REQUIRED ACTION: Copy the records exactly. Include every line.

BEGIN RECORDED INFORMATION
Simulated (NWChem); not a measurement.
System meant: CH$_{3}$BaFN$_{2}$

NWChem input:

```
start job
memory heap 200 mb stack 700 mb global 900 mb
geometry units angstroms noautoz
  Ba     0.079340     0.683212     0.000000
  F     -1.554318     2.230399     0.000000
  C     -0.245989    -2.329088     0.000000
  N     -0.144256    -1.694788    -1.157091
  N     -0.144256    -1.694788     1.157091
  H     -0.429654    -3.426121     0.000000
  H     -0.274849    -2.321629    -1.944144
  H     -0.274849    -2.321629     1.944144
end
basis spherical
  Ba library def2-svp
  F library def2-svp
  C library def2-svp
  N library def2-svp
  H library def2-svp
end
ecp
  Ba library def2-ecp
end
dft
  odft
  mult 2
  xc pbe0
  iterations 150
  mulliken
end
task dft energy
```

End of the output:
END RECORDED INFORMATION

PROBLEM SOLUTION:
Simulated (NWChem); not a measurement.
System meant: CH$_{3}$BaFN$_{2}$

NWChem input:

```
start job
memory heap 200 mb stack 700 mb global 900 mb
geometry units angstroms noautoz
  Ba     0.079340     0.683212     0.000000
  F     -1.554318     2.230399     0.000000
  C     -0.245989    -2.329088     0.000000
  N     -0.144256    -1.694788    -1.157091
  N     -0.144256    -1.694788     1.157091
  H     -0.429654    -3.426121     0.000000
  H     -0.274849    -2.321629    -1.944144
  H     -0.274849    -2.321629     1.944144
end
basis spherical
  Ba library def2-svp
  F library def2-svp
  C library def2-svp
  N library def2-svp
  H library def2-svp
end
ecp
  Ba library def2-ecp
end
dft
  odft
  mult 2
  xc pbe0
  iterations 150
  mulliken
end
task dft energy
```

End of the output:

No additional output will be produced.